::: DATA UNDER STUDY
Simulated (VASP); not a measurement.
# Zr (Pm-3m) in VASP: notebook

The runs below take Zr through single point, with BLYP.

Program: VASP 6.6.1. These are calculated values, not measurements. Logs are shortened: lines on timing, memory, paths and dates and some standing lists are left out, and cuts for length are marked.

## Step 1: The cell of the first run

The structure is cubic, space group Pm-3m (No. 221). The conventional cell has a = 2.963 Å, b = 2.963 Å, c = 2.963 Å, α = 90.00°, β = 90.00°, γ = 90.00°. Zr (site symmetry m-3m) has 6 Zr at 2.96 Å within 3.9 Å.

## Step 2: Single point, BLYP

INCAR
::::::

- TASK ITEM:
Set down the records above once more, exactly as given.

- EXERCISE OUTPUT:
Simulated (VASP); not a measurement.
# Zr (Pm-3m) in VASP: notebook

The runs below take Zr through single point, with BLYP.

Program: VASP 6.6.1. These are calculated values, not measurements. Logs are shortened: lines on timing, memory, paths and dates and some standing lists are left out, and cuts for length are marked.

## Step 1: The cell of the first run

The structure is cubic, space group Pm-3m (No. 221). The conventional cell has a = 2.963 Å, b = 2.963 Å, c = 2.963 Å, α = 90.00°, β = 90.00°, γ = 90.00°. Zr (site symmetry m-3m) has 6 Zr at 2.96 Å within 3.9 Å.

## Step 2: Single point, BLYP

INCAR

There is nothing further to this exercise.